◆ **Required action**:
Below are some records. Return exactly the lines from the one containing "the fundamental gap." through the one containing "ppm against CFCl3.", both included, and only those.

=-=-=-=-=

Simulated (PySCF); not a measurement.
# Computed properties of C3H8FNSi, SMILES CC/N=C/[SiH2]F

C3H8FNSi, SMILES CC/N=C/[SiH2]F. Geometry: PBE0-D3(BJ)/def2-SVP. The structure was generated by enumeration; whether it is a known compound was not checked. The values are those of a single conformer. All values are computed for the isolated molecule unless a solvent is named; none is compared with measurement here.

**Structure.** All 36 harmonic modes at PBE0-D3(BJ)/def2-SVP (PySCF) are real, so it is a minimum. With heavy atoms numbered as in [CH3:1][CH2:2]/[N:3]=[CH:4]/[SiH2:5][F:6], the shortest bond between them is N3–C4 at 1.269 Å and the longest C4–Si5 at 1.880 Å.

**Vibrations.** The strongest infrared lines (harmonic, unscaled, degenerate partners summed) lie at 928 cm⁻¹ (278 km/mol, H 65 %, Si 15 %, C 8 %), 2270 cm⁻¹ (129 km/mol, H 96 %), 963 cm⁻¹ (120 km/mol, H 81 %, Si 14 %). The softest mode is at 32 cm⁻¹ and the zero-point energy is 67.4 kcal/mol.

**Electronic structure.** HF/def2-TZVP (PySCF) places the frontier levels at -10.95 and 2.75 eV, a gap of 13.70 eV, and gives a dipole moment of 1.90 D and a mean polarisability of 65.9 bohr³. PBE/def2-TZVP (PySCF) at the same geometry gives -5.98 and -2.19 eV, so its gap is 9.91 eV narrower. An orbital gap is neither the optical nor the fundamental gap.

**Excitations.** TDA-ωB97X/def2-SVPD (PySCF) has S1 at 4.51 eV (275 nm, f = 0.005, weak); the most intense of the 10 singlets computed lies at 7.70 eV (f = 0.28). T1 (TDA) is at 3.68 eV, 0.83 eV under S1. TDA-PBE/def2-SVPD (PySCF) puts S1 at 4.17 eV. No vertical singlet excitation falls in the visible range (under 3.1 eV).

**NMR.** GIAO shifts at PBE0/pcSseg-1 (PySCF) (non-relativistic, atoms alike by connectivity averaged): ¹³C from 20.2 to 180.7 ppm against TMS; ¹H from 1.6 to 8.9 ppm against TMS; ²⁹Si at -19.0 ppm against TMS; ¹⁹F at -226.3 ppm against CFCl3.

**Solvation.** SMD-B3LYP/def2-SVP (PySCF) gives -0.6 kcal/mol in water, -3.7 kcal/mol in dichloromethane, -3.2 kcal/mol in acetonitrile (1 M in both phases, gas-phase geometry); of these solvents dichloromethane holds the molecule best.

=-=-=-=-=

◆ **Task response**:
**Electronic structure.** HF/def2-TZVP (PySCF) places the frontier levels at -10.95 and 2.75 eV, a gap of 13.70 eV, and gives a dipole moment of 1.90 D and a mean polarisability of 65.9 bohr³. PBE/def2-TZVP (PySCF) at the same geometry gives -5.98 and -2.19 eV, so its gap is 9.91 eV narrower. An orbital gap is neither the optical nor the fundamental gap.

**Excitations.** TDA-ωB97X/def2-SVPD (PySCF) has S1 at 4.51 eV (275 nm, f = 0.005, weak); the most intense of the 10 singlets computed lies at 7.70 eV (f = 0.28). T1 (TDA) is at 3.68 eV, 0.83 eV under S1. TDA-PBE/def2-SVPD (PySCF) puts S1 at 4.17 eV. No vertical singlet excitation falls in the visible range (under 3.1 eV).

**NMR.** GIAO shifts at PBE0/pcSseg-1 (PySCF) (non-relativistic, atoms alike by connectivity averaged): ¹³C from 20.2 to 180.7 ppm against TMS; ¹H from 1.6 to 8.9 ppm against TMS; ²⁹Si at -19.0 ppm against TMS; ¹⁹F at -226.3 ppm against CFCl3.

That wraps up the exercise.